• _Assigned task_
The answer must be an exact reproduction of the lines from the start of the records below through the line containing "Charge 0, spin multiplicity 2.", and nothing more.

• _Data records_
%%
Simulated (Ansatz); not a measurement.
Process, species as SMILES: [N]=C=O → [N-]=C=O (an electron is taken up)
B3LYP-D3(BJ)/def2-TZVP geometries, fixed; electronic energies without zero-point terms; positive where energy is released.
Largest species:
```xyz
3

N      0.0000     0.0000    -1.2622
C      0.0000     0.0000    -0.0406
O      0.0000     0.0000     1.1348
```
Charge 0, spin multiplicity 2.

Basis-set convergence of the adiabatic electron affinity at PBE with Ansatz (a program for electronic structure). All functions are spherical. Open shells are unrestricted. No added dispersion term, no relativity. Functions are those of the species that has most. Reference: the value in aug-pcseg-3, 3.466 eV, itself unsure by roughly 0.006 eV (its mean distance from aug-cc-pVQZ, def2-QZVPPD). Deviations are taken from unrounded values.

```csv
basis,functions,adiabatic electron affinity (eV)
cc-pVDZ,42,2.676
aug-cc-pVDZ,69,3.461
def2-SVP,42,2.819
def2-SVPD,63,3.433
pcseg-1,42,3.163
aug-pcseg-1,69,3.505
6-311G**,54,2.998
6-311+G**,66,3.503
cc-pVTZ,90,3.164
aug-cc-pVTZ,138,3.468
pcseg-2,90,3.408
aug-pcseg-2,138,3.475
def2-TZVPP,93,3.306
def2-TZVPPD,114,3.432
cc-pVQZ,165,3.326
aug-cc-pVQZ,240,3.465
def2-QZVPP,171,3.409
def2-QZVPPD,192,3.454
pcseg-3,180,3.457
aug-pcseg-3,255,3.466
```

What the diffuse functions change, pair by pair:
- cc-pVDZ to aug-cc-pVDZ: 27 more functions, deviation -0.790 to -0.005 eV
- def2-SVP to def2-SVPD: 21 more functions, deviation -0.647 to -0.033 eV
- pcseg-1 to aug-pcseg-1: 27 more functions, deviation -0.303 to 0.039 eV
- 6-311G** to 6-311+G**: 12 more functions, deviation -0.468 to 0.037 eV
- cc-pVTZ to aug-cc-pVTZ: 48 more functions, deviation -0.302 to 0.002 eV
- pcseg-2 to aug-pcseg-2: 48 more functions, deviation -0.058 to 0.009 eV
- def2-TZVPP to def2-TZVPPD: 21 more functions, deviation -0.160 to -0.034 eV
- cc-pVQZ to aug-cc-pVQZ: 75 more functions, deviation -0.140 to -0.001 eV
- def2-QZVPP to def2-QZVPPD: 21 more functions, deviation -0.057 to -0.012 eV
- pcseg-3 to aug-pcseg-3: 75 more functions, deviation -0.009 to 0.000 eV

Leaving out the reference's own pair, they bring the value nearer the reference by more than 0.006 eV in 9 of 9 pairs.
%%

• _Exercise answer_
Simulated (Ansatz); not a measurement.
Process, species as SMILES: [N]=C=O → [N-]=C=O (an electron is taken up)
B3LYP-D3(BJ)/def2-TZVP geometries, fixed; electronic energies without zero-point terms; positive where energy is released.
Largest species:
```xyz
3

N      0.0000     0.0000    -1.2622
C      0.0000     0.0000    -0.0406
O      0.0000     0.0000     1.1348
```
Charge 0, spin multiplicity 2.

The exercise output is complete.